::::::
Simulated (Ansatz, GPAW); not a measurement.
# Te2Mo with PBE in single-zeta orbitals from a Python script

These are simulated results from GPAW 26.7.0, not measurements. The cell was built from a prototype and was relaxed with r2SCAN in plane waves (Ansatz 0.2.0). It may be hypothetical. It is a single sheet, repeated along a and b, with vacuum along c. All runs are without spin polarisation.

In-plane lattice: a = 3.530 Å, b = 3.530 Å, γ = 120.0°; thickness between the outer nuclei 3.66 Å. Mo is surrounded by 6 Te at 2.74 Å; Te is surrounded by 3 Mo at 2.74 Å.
::::::

Work instruction:
A reply that repeats all the data exactly is required.

Task result:
Simulated (Ansatz, GPAW); not a measurement.
# Te2Mo with PBE in single-zeta orbitals from a Python script

These are simulated results from GPAW 26.7.0, not measurements. The cell was built from a prototype and was relaxed with r2SCAN in plane waves (Ansatz 0.2.0). It may be hypothetical. It is a single sheet, repeated along a and b, with vacuum along c. All runs are without spin polarisation.

In-plane lattice: a = 3.530 Å, b = 3.530 Å, γ = 120.0°; thickness between the outer nuclei 3.66 Å. Mo is surrounded by 6 Te at 2.74 Å; Te is surrounded by 3 Mo at 2.74 Å.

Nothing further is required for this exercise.